===============

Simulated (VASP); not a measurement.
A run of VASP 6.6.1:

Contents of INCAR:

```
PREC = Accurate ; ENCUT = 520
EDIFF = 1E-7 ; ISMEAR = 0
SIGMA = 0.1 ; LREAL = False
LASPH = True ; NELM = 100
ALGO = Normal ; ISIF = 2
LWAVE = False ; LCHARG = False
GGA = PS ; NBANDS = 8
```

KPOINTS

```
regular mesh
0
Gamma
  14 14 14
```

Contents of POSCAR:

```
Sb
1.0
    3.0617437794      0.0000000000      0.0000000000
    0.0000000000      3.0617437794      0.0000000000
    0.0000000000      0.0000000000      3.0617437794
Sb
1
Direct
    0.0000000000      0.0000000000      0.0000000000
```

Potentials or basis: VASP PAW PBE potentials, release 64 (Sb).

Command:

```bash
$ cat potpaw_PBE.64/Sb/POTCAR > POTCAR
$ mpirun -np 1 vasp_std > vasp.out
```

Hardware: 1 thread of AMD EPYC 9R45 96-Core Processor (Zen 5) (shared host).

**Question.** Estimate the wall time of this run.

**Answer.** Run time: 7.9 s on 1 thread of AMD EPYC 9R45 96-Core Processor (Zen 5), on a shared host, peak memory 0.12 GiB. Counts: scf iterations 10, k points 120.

===============

— BRIEF —
Quote the listing above from its first line to the line with "of this run.", inclusive, and add nothing.

— EXPECTED ANSWER —
Simulated (VASP); not a measurement.
A run of VASP 6.6.1:

Contents of INCAR:

```
PREC = Accurate ; ENCUT = 520
EDIFF = 1E-7 ; ISMEAR = 0
SIGMA = 0.1 ; LREAL = False
LASPH = True ; NELM = 100
ALGO = Normal ; ISIF = 2
LWAVE = False ; LCHARG = False
GGA = PS ; NBANDS = 8
```

KPOINTS

```
regular mesh
0
Gamma
  14 14 14
```

Contents of POSCAR:

```
Sb
1.0
    3.0617437794      0.0000000000      0.0000000000
    0.0000000000      3.0617437794      0.0000000000
    0.0000000000      0.0000000000      3.0617437794
Sb
1
Direct
    0.0000000000      0.0000000000      0.0000000000
```

Potentials or basis: VASP PAW PBE potentials, release 64 (Sb).

Command:

```bash
$ cat potpaw_PBE.64/Sb/POTCAR > POTCAR
$ mpirun -np 1 vasp_std > vasp.out
```

Hardware: 1 thread of AMD EPYC 9R45 96-Core Processor (Zen 5) (shared host).

**Question.** Estimate the wall time of this run.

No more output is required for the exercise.